Assignment:
Will you return, word for word, only the lines from the top of the data below down to and including the one with "Levels and slopes"?

━━━━━ Available data ━━━━━

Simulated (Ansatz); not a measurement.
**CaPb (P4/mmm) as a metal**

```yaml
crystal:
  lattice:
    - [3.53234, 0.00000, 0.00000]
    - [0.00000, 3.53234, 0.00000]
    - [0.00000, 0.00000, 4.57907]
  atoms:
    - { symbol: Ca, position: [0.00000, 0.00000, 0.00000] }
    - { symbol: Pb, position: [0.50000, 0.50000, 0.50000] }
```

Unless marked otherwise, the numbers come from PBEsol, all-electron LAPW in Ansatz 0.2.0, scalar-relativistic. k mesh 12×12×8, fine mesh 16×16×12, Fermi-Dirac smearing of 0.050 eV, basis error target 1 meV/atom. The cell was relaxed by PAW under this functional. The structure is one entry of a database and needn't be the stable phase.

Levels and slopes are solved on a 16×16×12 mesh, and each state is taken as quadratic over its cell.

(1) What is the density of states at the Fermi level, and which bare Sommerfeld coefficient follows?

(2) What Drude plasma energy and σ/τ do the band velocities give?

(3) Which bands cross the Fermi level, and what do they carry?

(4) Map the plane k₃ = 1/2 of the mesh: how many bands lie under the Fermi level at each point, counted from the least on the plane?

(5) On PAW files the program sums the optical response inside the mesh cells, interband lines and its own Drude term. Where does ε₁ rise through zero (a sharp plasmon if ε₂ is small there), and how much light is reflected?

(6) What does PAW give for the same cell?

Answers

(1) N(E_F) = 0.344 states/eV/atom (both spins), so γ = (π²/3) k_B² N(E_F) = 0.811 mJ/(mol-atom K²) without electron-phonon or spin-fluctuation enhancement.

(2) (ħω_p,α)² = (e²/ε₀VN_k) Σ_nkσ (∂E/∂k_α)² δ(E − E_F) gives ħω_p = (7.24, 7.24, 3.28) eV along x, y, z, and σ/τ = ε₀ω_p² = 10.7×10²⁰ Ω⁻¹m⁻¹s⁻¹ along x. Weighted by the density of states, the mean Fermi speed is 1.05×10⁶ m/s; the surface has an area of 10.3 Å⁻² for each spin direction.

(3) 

━━━━━

Result:
Simulated (Ansatz); not a measurement.
**CaPb (P4/mmm) as a metal**

```yaml
crystal:
  lattice:
    - [3.53234, 0.00000, 0.00000]
    - [0.00000, 3.53234, 0.00000]
    - [0.00000, 0.00000, 4.57907]
  atoms:
    - { symbol: Ca, position: [0.00000, 0.00000, 0.00000] }
    - { symbol: Pb, position: [0.50000, 0.50000, 0.50000] }
```

Unless marked otherwise, the numbers come from PBEsol, all-electron LAPW in Ansatz 0.2.0, scalar-relativistic. k mesh 12×12×8, fine mesh 16×16×12, Fermi-Dirac smearing of 0.050 eV, basis error target 1 meV/atom. The cell was relaxed by PAW under this functional. The structure is one entry of a database and needn't be the stable phase.

Levels and slopes are solved on a 16×16×12 mesh, and each state is taken as quadratic over its cell.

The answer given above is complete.